**Requirement:**
Output the data in full. Keep every entry exactly as written.

----------

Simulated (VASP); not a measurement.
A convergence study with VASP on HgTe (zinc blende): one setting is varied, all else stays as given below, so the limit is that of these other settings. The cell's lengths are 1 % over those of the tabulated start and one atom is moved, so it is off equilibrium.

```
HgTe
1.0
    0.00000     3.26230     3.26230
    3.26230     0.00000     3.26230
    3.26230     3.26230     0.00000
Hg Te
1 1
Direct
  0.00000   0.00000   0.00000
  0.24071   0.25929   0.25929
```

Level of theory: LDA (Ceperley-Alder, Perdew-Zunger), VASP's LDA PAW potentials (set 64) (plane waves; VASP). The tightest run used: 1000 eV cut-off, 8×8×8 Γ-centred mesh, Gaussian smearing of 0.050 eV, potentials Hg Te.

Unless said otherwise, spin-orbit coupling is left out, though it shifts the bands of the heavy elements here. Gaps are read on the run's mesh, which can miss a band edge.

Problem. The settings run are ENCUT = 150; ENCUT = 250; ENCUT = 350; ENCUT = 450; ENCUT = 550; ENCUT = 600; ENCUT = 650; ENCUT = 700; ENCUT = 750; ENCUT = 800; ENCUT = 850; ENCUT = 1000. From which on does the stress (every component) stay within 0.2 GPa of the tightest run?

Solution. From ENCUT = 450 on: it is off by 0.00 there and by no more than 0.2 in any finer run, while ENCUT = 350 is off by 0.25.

----------

**Your response:**
Simulated (VASP); not a measurement.
A convergence study with VASP on HgTe (zinc blende): one setting is varied, all else stays as given below, so the limit is that of these other settings. The cell's lengths are 1 % over those of the tabulated start and one atom is moved, so it is off equilibrium.

```
HgTe
1.0
    0.00000     3.26230     3.26230
    3.26230     0.00000     3.26230
    3.26230     3.26230     0.00000
Hg Te
1 1
Direct
  0.00000   0.00000   0.00000
  0.24071   0.25929   0.25929
```

Level of theory: LDA (Ceperley-Alder, Perdew-Zunger), VASP's LDA PAW potentials (set 64) (plane waves; VASP). The tightest run used: 1000 eV cut-off, 8×8×8 Γ-centred mesh, Gaussian smearing of 0.050 eV, potentials Hg Te.

Unless said otherwise, spin-orbit coupling is left out, though it shifts the bands of the heavy elements here. Gaps are read on the run's mesh, which can miss a band edge.

Problem. The settings run are ENCUT = 150; ENCUT = 250; ENCUT = 350; ENCUT = 450; ENCUT = 550; ENCUT = 600; ENCUT = 650; ENCUT = 700; ENCUT = 750; ENCUT = 800; ENCUT = 850; ENCUT = 1000. From which on does the stress (every component) stay within 0.2 GPa of the tightest run?

Solution. From ENCUT = 450 on: it is off by 0.00 there and by no more than 0.2 in any finer run, while ENCUT = 350 is off by 0.25.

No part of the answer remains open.